- [Source material]:
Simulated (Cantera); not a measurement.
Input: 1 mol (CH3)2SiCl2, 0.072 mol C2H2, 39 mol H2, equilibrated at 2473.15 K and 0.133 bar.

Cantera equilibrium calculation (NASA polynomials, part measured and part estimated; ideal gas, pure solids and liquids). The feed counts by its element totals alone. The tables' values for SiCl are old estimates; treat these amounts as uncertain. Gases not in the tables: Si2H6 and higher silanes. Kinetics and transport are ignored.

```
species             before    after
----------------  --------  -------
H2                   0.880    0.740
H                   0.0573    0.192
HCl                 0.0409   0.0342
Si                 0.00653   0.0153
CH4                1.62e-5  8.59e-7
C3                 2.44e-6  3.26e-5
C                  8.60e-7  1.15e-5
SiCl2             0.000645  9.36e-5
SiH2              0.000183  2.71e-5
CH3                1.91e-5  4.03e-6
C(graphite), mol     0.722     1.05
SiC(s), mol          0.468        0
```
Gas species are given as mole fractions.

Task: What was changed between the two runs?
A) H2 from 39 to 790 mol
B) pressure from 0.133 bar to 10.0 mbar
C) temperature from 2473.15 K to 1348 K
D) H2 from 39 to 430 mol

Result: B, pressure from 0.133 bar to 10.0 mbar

- [Activity]: Copy the material above word for word, taking the first line, the line containing "D) H2 from 39 to 430 mol", and every line between them, and nothing else.

- [Written solution]:
Simulated (Cantera); not a measurement.
Input: 1 mol (CH3)2SiCl2, 0.072 mol C2H2, 39 mol H2, equilibrated at 2473.15 K and 0.133 bar.

Cantera equilibrium calculation (NASA polynomials, part measured and part estimated; ideal gas, pure solids and liquids). The feed counts by its element totals alone. The tables' values for SiCl are old estimates; treat these amounts as uncertain. Gases not in the tables: Si2H6 and higher silanes. Kinetics and transport are ignored.

```
species             before    after
----------------  --------  -------
H2                   0.880    0.740
H                   0.0573    0.192
HCl                 0.0409   0.0342
Si                 0.00653   0.0153
CH4                1.62e-5  8.59e-7
C3                 2.44e-6  3.26e-5
C                  8.60e-7  1.15e-5
SiCl2             0.000645  9.36e-5
SiH2              0.000183  2.71e-5
CH3                1.91e-5  4.03e-6
C(graphite), mol     0.722     1.05
SiC(s), mol          0.468        0
```
Gas species are given as mole fractions.

Task: What was changed between the two runs?
A) H2 from 39 to 790 mol
B) pressure from 0.133 bar to 10.0 mbar
C) temperature from 2473.15 K to 1348 K
D) H2 from 39 to 430 mol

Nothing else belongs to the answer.